-- -- --
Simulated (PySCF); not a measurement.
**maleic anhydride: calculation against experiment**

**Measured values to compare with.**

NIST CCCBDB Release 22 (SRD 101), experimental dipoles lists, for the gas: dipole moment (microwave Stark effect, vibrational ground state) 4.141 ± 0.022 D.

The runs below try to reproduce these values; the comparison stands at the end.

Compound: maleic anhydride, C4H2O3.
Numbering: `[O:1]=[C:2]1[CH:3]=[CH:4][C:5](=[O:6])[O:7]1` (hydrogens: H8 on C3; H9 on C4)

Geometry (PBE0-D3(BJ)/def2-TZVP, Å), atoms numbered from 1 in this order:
-- -- --

Return the entries above in full and exactly as written.

▶ **Answer section**:
Simulated (PySCF); not a measurement.
**maleic anhydride: calculation against experiment**

**Measured values to compare with.**

NIST CCCBDB Release 22 (SRD 101), experimental dipoles lists, for the gas: dipole moment (microwave Stark effect, vibrational ground state) 4.141 ± 0.022 D.

The runs below try to reproduce these values; the comparison stands at the end.

Compound: maleic anhydride, C4H2O3.
Numbering: `[O:1]=[C:2]1[CH:3]=[CH:4][C:5](=[O:6])[O:7]1` (hydrogens: H8 on C3; H9 on C4)

Geometry (PBE0-D3(BJ)/def2-TZVP, Å), atoms numbered from 1 in this order:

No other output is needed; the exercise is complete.